### ENTRIES PROVIDED:
━━━━━━━━━━
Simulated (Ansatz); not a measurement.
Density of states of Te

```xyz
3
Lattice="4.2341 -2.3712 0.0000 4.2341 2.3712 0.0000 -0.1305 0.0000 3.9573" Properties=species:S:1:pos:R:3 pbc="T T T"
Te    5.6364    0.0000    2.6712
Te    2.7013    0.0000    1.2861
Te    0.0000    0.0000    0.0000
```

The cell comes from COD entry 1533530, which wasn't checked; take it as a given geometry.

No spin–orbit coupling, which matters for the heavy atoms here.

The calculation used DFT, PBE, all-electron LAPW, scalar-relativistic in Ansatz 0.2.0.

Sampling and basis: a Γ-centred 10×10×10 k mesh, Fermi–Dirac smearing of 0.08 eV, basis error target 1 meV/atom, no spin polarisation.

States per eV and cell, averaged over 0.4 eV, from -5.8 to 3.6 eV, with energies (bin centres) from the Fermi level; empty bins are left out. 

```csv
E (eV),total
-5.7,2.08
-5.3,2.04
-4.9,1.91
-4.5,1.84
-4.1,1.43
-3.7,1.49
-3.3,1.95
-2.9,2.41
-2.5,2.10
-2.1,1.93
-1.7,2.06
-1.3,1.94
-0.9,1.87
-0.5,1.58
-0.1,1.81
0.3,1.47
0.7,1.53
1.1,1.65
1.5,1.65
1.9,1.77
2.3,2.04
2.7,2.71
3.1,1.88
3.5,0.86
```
━━━━━━━━━━

### WORK ITEM:
Copy down the whole of the data above, matching it exactly.

### RESPONSE AREA:
Simulated (Ansatz); not a measurement.
Density of states of Te

```xyz
3
Lattice="4.2341 -2.3712 0.0000 4.2341 2.3712 0.0000 -0.1305 0.0000 3.9573" Properties=species:S:1:pos:R:3 pbc="T T T"
Te    5.6364    0.0000    2.6712
Te    2.7013    0.0000    1.2861
Te    0.0000    0.0000    0.0000
```

The cell comes from COD entry 1533530, which wasn't checked; take it as a given geometry.

No spin–orbit coupling, which matters for the heavy atoms here.

The calculation used DFT, PBE, all-electron LAPW, scalar-relativistic in Ansatz 0.2.0.

Sampling and basis: a Γ-centred 10×10×10 k mesh, Fermi–Dirac smearing of 0.08 eV, basis error target 1 meV/atom, no spin polarisation.

States per eV and cell, averaged over 0.4 eV, from -5.8 to 3.6 eV, with energies (bin centres) from the Fermi level; empty bins are left out. 

```csv
E (eV),total
-5.7,2.08
-5.3,2.04
-4.9,1.91
-4.5,1.84
-4.1,1.43
-3.7,1.49
-3.3,1.95
-2.9,2.41
-2.5,2.10
-2.1,1.93
-1.7,2.06
-1.3,1.94
-0.9,1.87
-0.5,1.58
-0.1,1.81
0.3,1.47
0.7,1.53
1.1,1.65
1.5,1.65
1.9,1.77
2.3,2.04
2.7,2.71
3.1,1.88
3.5,0.86
```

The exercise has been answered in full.